▶ [Work request]: Using the data below, please return every line exactly as given.

:: Supplied information
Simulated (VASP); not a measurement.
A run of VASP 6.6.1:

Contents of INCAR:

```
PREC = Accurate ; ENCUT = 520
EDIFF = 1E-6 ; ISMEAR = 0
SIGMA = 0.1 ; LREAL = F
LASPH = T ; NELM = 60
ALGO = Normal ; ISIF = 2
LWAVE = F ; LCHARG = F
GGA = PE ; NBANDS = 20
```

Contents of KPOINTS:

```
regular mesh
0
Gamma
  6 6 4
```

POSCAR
::::

▶ [Exercise solution]:
Simulated (VASP); not a measurement.
A run of VASP 6.6.1:

Contents of INCAR:

```
PREC = Accurate ; ENCUT = 520
EDIFF = 1E-6 ; ISMEAR = 0
SIGMA = 0.1 ; LREAL = F
LASPH = T ; NELM = 60
ALGO = Normal ; ISIF = 2
LWAVE = F ; LCHARG = F
GGA = PE ; NBANDS = 20
```

Contents of KPOINTS:

```
regular mesh
0
Gamma
  6 6 4
```

POSCAR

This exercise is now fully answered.